**Required action:** Look through the material below and copy exactly the lines from the line with "The crystal is" to the line with "Run 1 is PBE, run", those two lines included.

━━━━━━
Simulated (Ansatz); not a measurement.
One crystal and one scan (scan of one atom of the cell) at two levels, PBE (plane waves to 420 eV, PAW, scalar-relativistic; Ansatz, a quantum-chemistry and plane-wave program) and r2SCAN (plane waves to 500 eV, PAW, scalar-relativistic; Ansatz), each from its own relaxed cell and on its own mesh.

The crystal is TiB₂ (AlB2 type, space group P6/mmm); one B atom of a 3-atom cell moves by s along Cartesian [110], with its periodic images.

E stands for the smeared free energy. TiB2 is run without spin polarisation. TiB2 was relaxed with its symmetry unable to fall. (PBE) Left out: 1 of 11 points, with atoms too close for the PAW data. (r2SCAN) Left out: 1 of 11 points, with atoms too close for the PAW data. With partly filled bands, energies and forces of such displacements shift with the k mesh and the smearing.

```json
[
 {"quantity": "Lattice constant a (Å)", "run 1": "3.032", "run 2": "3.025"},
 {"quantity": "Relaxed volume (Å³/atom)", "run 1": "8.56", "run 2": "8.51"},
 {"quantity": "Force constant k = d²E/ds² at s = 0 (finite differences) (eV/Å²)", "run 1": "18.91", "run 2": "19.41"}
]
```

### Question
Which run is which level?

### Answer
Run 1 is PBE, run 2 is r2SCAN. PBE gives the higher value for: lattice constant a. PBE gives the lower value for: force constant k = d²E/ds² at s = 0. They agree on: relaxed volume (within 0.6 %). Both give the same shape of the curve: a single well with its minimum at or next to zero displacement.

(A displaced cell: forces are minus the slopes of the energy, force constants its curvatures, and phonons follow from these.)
━━━━━━

**Written answer:**
The crystal is TiB₂ (AlB2 type, space group P6/mmm); one B atom of a 3-atom cell moves by s along Cartesian [110], with its periodic images.

E stands for the smeared free energy. TiB2 is run without spin polarisation. TiB2 was relaxed with its symmetry unable to fall. (PBE) Left out: 1 of 11 points, with atoms too close for the PAW data. (r2SCAN) Left out: 1 of 11 points, with atoms too close for the PAW data. With partly filled bands, energies and forces of such displacements shift with the k mesh and the smearing.

```json
[
 {"quantity": "Lattice constant a (Å)", "run 1": "3.032", "run 2": "3.025"},
 {"quantity": "Relaxed volume (Å³/atom)", "run 1": "8.56", "run 2": "8.51"},
 {"quantity": "Force constant k = d²E/ds² at s = 0 (finite differences) (eV/Å²)", "run 1": "18.91", "run 2": "19.41"}
]
```

### Question
Which run is which level?

### Answer
Run 1 is PBE, run 2 is r2SCAN. PBE gives the higher value for: lattice constant a. PBE gives the lower value for: force constant k = d²E/ds² at s = 0. They agree on: relaxed volume (within 0.6 %). Both give the same shape of the curve: a single well with its minimum at or next to zero displacement.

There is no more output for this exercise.